─── Data excerpts ───
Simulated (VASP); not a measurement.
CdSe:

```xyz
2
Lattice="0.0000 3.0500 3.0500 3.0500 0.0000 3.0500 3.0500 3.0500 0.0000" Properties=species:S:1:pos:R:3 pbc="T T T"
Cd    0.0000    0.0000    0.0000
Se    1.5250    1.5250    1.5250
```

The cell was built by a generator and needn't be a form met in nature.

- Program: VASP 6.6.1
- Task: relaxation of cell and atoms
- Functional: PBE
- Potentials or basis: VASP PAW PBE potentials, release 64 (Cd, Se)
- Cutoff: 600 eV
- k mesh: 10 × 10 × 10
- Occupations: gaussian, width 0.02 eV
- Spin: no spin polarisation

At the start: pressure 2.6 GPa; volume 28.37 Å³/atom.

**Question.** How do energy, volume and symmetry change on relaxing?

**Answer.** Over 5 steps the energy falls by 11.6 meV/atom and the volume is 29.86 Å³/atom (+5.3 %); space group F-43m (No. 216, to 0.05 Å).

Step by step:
───

Requirement: Go through the material above and set each line down verbatim.

Exercise answer:
Simulated (VASP); not a measurement.
CdSe:

```xyz
2
Lattice="0.0000 3.0500 3.0500 3.0500 0.0000 3.0500 3.0500 3.0500 0.0000" Properties=species:S:1:pos:R:3 pbc="T T T"
Cd    0.0000    0.0000    0.0000
Se    1.5250    1.5250    1.5250
```

The cell was built by a generator and needn't be a form met in nature.

- Program: VASP 6.6.1
- Task: relaxation of cell and atoms
- Functional: PBE
- Potentials or basis: VASP PAW PBE potentials, release 64 (Cd, Se)
- Cutoff: 600 eV
- k mesh: 10 × 10 × 10
- Occupations: gaussian, width 0.02 eV
- Spin: no spin polarisation

At the start: pressure 2.6 GPa; volume 28.37 Å³/atom.

**Question.** How do energy, volume and symmetry change on relaxing?

**Answer.** Over 5 steps the energy falls by 11.6 meV/atom and the volume is 29.86 Å³/atom (+5.3 %); space group F-43m (No. 216, to 0.05 Å).

Step by step:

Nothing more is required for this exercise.